> _ACTION ITEM_:
Repeat word for word every line of the data below, from the first through the line containing "The run gave", and stop there.

====================
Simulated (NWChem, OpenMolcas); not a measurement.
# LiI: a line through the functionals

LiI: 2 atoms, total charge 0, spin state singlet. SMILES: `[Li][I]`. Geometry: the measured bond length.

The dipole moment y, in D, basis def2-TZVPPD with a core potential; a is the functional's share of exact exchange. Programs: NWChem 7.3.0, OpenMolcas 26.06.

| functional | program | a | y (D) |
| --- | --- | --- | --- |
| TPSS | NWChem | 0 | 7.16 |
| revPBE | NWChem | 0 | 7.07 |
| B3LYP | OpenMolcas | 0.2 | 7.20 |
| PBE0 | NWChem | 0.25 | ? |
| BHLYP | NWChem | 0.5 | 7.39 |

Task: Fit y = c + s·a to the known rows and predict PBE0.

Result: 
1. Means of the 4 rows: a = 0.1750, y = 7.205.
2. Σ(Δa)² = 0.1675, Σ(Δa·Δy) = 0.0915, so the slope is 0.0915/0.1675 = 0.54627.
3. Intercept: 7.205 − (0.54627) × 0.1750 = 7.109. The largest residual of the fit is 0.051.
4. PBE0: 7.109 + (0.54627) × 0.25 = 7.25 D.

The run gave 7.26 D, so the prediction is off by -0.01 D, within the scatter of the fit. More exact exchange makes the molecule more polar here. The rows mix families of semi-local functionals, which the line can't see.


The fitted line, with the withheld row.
====================

> _ANSWER SPACE_:
Simulated (NWChem, OpenMolcas); not a measurement.
# LiI: a line through the functionals

LiI: 2 atoms, total charge 0, spin state singlet. SMILES: `[Li][I]`. Geometry: the measured bond length.

The dipole moment y, in D, basis def2-TZVPPD with a core potential; a is the functional's share of exact exchange. Programs: NWChem 7.3.0, OpenMolcas 26.06.

| functional | program | a | y (D) |
| --- | --- | --- | --- |
| TPSS | NWChem | 0 | 7.16 |
| revPBE | NWChem | 0 | 7.07 |
| B3LYP | OpenMolcas | 0.2 | 7.20 |
| PBE0 | NWChem | 0.25 | ? |
| BHLYP | NWChem | 0.5 | 7.39 |

Task: Fit y = c + s·a to the known rows and predict PBE0.

Result: 
1. Means of the 4 rows: a = 0.1750, y = 7.205.
2. Σ(Δa)² = 0.1675, Σ(Δa·Δy) = 0.0915, so the slope is 0.0915/0.1675 = 0.54627.
3. Intercept: 7.205 − (0.54627) × 0.1750 = 7.109. The largest residual of the fit is 0.051.
4. PBE0: 7.109 + (0.54627) × 0.25 = 7.25 D.

The run gave 7.26 D, so the prediction is off by -0.01 D, within the scatter of the fit. More exact exchange makes the molecule more polar here. The rows mix families of semi-local functionals, which the line can't see.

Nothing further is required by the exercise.